| ASSIGNMENT |
Exactly reproduce the data from its first line through the line with "parameter: 0.2 1/A", leaving out every line after it.

******************************

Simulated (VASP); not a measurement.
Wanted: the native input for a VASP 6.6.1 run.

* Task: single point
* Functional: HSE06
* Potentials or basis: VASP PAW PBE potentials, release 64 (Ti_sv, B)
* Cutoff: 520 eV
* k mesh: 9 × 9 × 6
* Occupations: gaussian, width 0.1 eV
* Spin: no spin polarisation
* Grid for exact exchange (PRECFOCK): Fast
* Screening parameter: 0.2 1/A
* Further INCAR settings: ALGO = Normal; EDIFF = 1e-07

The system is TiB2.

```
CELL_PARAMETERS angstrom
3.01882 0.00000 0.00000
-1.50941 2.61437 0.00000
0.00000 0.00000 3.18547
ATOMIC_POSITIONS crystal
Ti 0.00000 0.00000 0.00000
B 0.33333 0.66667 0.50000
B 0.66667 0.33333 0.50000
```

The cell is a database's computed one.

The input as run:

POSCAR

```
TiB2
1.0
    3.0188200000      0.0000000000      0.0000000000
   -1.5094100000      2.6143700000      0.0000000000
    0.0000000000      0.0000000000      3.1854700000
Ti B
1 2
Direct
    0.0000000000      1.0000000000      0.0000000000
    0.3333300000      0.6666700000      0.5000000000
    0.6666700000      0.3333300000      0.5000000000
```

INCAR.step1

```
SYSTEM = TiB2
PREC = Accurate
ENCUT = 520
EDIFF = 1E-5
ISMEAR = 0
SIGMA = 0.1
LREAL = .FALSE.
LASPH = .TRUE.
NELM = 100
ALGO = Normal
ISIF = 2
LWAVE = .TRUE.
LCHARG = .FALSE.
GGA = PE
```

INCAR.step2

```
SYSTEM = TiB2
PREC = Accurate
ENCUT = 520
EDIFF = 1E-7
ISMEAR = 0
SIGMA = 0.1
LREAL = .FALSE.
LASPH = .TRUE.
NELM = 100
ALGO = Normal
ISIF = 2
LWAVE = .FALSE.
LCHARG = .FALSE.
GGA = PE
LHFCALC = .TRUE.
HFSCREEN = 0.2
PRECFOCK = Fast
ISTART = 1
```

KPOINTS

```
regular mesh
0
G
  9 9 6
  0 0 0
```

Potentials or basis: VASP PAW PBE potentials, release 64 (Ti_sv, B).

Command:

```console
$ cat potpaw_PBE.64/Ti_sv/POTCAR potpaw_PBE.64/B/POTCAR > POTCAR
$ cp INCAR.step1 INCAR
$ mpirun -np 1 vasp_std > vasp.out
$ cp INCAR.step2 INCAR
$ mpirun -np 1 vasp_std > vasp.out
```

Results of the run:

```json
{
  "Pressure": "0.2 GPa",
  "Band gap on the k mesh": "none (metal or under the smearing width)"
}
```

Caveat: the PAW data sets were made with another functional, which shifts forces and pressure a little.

******************************

| TASK OUTPUT |
Simulated (VASP); not a measurement.
Wanted: the native input for a VASP 6.6.1 run.

* Task: single point
* Functional: HSE06
* Potentials or basis: VASP PAW PBE potentials, release 64 (Ti_sv, B)
* Cutoff: 520 eV
* k mesh: 9 × 9 × 6
* Occupations: gaussian, width 0.1 eV
* Spin: no spin polarisation
* Grid for exact exchange (PRECFOCK): Fast
* Screening parameter: 0.2 1/A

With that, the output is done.